Records shown:
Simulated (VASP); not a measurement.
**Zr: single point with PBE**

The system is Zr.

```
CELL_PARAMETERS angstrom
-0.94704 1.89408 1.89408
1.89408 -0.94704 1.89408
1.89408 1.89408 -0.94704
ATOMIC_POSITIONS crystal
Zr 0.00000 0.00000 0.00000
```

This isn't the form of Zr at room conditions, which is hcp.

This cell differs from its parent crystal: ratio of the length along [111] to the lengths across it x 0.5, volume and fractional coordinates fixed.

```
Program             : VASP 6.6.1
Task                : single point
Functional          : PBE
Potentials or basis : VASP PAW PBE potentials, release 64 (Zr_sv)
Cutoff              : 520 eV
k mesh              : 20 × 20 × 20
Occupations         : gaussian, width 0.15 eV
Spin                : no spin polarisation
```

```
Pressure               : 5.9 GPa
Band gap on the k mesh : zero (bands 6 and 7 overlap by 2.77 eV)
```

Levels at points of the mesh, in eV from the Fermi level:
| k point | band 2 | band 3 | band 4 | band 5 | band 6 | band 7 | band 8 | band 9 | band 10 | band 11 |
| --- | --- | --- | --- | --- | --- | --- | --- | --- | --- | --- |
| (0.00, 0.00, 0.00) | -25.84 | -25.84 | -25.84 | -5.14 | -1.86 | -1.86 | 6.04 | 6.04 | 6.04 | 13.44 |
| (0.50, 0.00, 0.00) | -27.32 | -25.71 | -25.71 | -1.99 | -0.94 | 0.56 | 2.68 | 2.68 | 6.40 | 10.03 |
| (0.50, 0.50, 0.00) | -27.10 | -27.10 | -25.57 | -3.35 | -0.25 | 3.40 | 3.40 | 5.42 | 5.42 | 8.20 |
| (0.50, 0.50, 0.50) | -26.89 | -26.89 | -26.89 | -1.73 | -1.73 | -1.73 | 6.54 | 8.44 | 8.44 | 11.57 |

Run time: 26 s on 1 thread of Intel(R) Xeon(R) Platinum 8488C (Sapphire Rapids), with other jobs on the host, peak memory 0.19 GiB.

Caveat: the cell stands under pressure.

Work order: Reproduce the records above exactly, from the first line through the line containing "6.40 | 10.03 |", and output nothing else.

Answer area:
Simulated (VASP); not a measurement.
**Zr: single point with PBE**

The system is Zr.

```
CELL_PARAMETERS angstrom
-0.94704 1.89408 1.89408
1.89408 -0.94704 1.89408
1.89408 1.89408 -0.94704
ATOMIC_POSITIONS crystal
Zr 0.00000 0.00000 0.00000
```

This isn't the form of Zr at room conditions, which is hcp.

This cell differs from its parent crystal: ratio of the length along [111] to the lengths across it x 0.5, volume and fractional coordinates fixed.

```
Program             : VASP 6.6.1
Task                : single point
Functional          : PBE
Potentials or basis : VASP PAW PBE potentials, release 64 (Zr_sv)
Cutoff              : 520 eV
k mesh              : 20 × 20 × 20
Occupations         : gaussian, width 0.15 eV
Spin                : no spin polarisation
```

```
Pressure               : 5.9 GPa
Band gap on the k mesh : zero (bands 6 and 7 overlap by 2.77 eV)
```

Levels at points of the mesh, in eV from the Fermi level:
| k point | band 2 | band 3 | band 4 | band 5 | band 6 | band 7 | band 8 | band 9 | band 10 | band 11 |
| --- | --- | --- | --- | --- | --- | --- | --- | --- | --- | --- |
| (0.00, 0.00, 0.00) | -25.84 | -25.84 | -25.84 | -5.14 | -1.86 | -1.86 | 6.04 | 6.04 | 6.04 | 13.44 |
| (0.50, 0.00, 0.00) | -27.32 | -25.71 | -25.71 | -1.99 | -0.94 | 0.56 | 2.68 | 2.68 | 6.40 | 10.03 |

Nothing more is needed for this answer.